• [WORK TASK]: Nothing but an exact copy of the data should be given.

──────── DATA PROVIDED

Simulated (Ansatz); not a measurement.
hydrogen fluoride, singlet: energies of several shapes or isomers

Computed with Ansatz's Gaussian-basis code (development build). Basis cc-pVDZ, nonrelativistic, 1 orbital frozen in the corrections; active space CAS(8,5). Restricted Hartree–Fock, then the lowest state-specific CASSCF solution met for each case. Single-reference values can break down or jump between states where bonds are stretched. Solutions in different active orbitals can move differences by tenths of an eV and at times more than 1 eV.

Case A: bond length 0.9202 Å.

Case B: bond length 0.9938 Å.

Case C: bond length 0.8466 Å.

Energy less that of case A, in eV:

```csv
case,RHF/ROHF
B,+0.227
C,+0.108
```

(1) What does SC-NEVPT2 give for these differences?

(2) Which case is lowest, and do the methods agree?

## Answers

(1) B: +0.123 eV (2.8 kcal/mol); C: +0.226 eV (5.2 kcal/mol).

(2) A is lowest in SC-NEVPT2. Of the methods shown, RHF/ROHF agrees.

────────────────

• [WRITTEN RESPONSE]:
Simulated (Ansatz); not a measurement.
hydrogen fluoride, singlet: energies of several shapes or isomers

Computed with Ansatz's Gaussian-basis code (development build). Basis cc-pVDZ, nonrelativistic, 1 orbital frozen in the corrections; active space CAS(8,5). Restricted Hartree–Fock, then the lowest state-specific CASSCF solution met for each case. Single-reference values can break down or jump between states where bonds are stretched. Solutions in different active orbitals can move differences by tenths of an eV and at times more than 1 eV.

Case A: bond length 0.9202 Å.

Case B: bond length 0.9938 Å.

Case C: bond length 0.8466 Å.

Energy less that of case A, in eV:

```csv
case,RHF/ROHF
B,+0.227
C,+0.108
```

(1) What does SC-NEVPT2 give for these differences?

(2) Which case is lowest, and do the methods agree?

## Answers

(1) B: +0.123 eV (2.8 kcal/mol); C: +0.226 eV (5.2 kcal/mol).

(2) A is lowest in SC-NEVPT2. Of the methods shown, RHF/ROHF agrees.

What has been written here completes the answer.